* [Assignment]: Beginning with the first line of the data below, reproduce every line unchanged, ending with the line that holds "8.49 | 8.39 | – |".

* [Data provided]:
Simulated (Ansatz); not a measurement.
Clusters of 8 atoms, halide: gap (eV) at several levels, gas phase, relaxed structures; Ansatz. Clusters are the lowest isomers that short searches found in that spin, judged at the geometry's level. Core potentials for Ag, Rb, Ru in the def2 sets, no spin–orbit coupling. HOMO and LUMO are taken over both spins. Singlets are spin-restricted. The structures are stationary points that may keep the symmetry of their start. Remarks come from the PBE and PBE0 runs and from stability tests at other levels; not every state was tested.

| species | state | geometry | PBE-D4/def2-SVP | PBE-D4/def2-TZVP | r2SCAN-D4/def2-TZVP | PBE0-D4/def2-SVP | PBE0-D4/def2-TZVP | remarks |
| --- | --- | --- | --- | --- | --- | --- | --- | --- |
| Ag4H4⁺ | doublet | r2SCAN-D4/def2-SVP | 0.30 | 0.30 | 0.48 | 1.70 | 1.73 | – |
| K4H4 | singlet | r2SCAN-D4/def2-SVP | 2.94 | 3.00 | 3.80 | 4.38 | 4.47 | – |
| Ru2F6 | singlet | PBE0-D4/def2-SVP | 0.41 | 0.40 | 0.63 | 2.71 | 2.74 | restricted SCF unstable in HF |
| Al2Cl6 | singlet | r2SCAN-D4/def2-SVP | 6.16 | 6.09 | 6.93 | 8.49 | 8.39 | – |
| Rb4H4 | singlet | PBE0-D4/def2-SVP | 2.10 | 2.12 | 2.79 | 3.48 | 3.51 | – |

* [Written response]:
Simulated (Ansatz); not a measurement.
Clusters of 8 atoms, halide: gap (eV) at several levels, gas phase, relaxed structures; Ansatz. Clusters are the lowest isomers that short searches found in that spin, judged at the geometry's level. Core potentials for Ag, Rb, Ru in the def2 sets, no spin–orbit coupling. HOMO and LUMO are taken over both spins. Singlets are spin-restricted. The structures are stationary points that may keep the symmetry of their start. Remarks come from the PBE and PBE0 runs and from stability tests at other levels; not every state was tested.

| species | state | geometry | PBE-D4/def2-SVP | PBE-D4/def2-TZVP | r2SCAN-D4/def2-TZVP | PBE0-D4/def2-SVP | PBE0-D4/def2-TZVP | remarks |
| --- | --- | --- | --- | --- | --- | --- | --- | --- |
| Ag4H4⁺ | doublet | r2SCAN-D4/def2-SVP | 0.30 | 0.30 | 0.48 | 1.70 | 1.73 | – |
| K4H4 | singlet | r2SCAN-D4/def2-SVP | 2.94 | 3.00 | 3.80 | 4.38 | 4.47 | – |
| Ru2F6 | singlet | PBE0-D4/def2-SVP | 0.41 | 0.40 | 0.63 | 2.71 | 2.74 | restricted SCF unstable in HF |
| Al2Cl6 | singlet | r2SCAN-D4/def2-SVP | 6.16 | 6.09 | 6.93 | 8.49 | 8.39 | – |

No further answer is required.